Return the material unaltered, line by line.

+++

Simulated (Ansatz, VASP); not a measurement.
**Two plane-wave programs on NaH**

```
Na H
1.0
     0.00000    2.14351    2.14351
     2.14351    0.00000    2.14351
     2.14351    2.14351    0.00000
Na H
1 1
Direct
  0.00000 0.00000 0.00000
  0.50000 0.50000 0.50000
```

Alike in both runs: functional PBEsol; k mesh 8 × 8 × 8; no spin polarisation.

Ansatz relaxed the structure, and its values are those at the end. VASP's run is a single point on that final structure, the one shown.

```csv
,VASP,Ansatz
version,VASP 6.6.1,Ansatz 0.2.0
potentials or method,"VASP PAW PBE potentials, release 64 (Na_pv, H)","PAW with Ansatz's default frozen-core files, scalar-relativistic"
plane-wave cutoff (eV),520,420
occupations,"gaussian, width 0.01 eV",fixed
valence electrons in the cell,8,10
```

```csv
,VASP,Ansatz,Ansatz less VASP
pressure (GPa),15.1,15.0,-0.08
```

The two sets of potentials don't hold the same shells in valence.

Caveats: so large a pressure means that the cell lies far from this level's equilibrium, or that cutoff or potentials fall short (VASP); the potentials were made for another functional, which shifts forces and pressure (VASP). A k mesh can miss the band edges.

+++

Your response:
Simulated (Ansatz, VASP); not a measurement.
**Two plane-wave programs on NaH**

```
Na H
1.0
     0.00000    2.14351    2.14351
     2.14351    0.00000    2.14351
     2.14351    2.14351    0.00000
Na H
1 1
Direct
  0.00000 0.00000 0.00000
  0.50000 0.50000 0.50000
```

Alike in both runs: functional PBEsol; k mesh 8 × 8 × 8; no spin polarisation.

Ansatz relaxed the structure, and its values are those at the end. VASP's run is a single point on that final structure, the one shown.

```csv
,VASP,Ansatz
version,VASP 6.6.1,Ansatz 0.2.0
potentials or method,"VASP PAW PBE potentials, release 64 (Na_pv, H)","PAW with Ansatz's default frozen-core files, scalar-relativistic"
plane-wave cutoff (eV),520,420
occupations,"gaussian, width 0.01 eV",fixed
valence electrons in the cell,8,10
```

```csv
,VASP,Ansatz,Ansatz less VASP
pressure (GPa),15.1,15.0,-0.08
```

The two sets of potentials don't hold the same shells in valence.

Caveats: so large a pressure means that the cell lies far from this level's equilibrium, or that cutoff or potentials fall short (VASP); the potentials were made for another functional, which shifts forces and pressure (VASP). A k mesh can miss the band edges.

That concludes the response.